- - - -

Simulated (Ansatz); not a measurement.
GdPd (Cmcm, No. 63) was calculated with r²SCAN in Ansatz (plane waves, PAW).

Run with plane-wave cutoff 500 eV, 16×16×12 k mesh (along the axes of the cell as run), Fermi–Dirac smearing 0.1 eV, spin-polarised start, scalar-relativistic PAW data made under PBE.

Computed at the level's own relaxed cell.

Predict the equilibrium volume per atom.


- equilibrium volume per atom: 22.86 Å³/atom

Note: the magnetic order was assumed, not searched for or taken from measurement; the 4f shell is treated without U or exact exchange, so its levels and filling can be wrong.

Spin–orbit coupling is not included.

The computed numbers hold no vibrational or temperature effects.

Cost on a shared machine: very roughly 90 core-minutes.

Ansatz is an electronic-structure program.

- - - -

** WORK ORDER **
Print, please, the lines from the first line of the material through the line that contains "Note: the magnetic", exactly as written and with nothing added.

** TASK ANSWER **
Simulated (Ansatz); not a measurement.
GdPd (Cmcm, No. 63) was calculated with r²SCAN in Ansatz (plane waves, PAW).

Run with plane-wave cutoff 500 eV, 16×16×12 k mesh (along the axes of the cell as run), Fermi–Dirac smearing 0.1 eV, spin-polarised start, scalar-relativistic PAW data made under PBE.

Computed at the level's own relaxed cell.

Predict the equilibrium volume per atom.


- equilibrium volume per atom: 22.86 Å³/atom

Note: the magnetic order was assumed, not searched for or taken from measurement; the 4f shell is treated without U or exact exchange, so its levels and filling can be wrong.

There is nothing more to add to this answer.